Would you copy the material below word for word, beginning with its first line and ending with the line that contains "Point groups of"?

*** Begin section ***

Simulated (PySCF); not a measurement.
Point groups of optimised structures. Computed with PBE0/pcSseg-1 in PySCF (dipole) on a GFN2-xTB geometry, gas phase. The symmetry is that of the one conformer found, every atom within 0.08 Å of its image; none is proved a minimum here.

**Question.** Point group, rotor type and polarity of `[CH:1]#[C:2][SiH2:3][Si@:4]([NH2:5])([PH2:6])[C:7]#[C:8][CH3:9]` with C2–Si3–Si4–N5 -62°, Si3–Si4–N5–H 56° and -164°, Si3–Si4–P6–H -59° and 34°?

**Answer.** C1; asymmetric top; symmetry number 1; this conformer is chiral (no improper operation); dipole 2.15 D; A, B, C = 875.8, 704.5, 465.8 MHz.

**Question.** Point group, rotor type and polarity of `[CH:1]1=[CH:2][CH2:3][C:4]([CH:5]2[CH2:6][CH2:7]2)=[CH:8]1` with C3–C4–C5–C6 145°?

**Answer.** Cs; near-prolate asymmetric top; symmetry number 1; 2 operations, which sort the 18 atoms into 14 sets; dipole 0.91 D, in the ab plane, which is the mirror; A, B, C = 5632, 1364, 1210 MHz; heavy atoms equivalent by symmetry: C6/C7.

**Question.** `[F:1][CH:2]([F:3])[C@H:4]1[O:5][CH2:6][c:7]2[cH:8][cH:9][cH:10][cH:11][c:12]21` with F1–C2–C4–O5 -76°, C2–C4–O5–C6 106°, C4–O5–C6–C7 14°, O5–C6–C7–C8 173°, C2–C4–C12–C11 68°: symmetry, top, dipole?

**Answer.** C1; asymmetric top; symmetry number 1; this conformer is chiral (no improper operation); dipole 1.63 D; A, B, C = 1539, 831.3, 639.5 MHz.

*** End section ***

**ANSWER SPACE:**
Simulated (PySCF); not a measurement.
Point groups of optimised structures. Computed with PBE0/pcSseg-1 in PySCF (dipole) on a GFN2-xTB geometry, gas phase. The symmetry is that of the one conformer found, every atom within 0.08 Å of its image; none is proved a minimum here.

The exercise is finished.